- Records supplied:
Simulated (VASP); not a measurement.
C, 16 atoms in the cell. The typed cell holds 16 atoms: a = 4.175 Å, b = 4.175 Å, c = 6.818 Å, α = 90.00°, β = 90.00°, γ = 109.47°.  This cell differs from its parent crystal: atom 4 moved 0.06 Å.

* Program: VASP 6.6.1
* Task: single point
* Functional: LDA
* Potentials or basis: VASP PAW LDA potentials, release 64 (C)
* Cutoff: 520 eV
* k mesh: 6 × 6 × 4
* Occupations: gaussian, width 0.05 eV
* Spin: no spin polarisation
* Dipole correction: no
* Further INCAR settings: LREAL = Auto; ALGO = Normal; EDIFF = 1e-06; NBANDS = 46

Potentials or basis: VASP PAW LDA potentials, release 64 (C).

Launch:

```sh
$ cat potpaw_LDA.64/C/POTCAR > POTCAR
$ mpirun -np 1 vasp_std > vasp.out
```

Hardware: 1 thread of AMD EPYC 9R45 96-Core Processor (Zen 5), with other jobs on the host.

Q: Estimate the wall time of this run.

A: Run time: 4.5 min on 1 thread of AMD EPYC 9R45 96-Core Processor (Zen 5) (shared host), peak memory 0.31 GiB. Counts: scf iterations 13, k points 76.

- Assigned task: Write every entry out again. Leave each one exactly as it is.

- Written response:
Simulated (VASP); not a measurement.
C, 16 atoms in the cell. The typed cell holds 16 atoms: a = 4.175 Å, b = 4.175 Å, c = 6.818 Å, α = 90.00°, β = 90.00°, γ = 109.47°.  This cell differs from its parent crystal: atom 4 moved 0.06 Å.

* Program: VASP 6.6.1
* Task: single point
* Functional: LDA
* Potentials or basis: VASP PAW LDA potentials, release 64 (C)
* Cutoff: 520 eV
* k mesh: 6 × 6 × 4
* Occupations: gaussian, width 0.05 eV
* Spin: no spin polarisation
* Dipole correction: no
* Further INCAR settings: LREAL = Auto; ALGO = Normal; EDIFF = 1e-06; NBANDS = 46

Potentials or basis: VASP PAW LDA potentials, release 64 (C).

Launch:

```sh
$ cat potpaw_LDA.64/C/POTCAR > POTCAR
$ mpirun -np 1 vasp_std > vasp.out
```

Hardware: 1 thread of AMD EPYC 9R45 96-Core Processor (Zen 5), with other jobs on the host.

Q: Estimate the wall time of this run.

A: Run time: 4.5 min on 1 thread of AMD EPYC 9R45 96-Core Processor (Zen 5) (shared host), peak memory 0.31 GiB. Counts: scf iterations 13, k points 76.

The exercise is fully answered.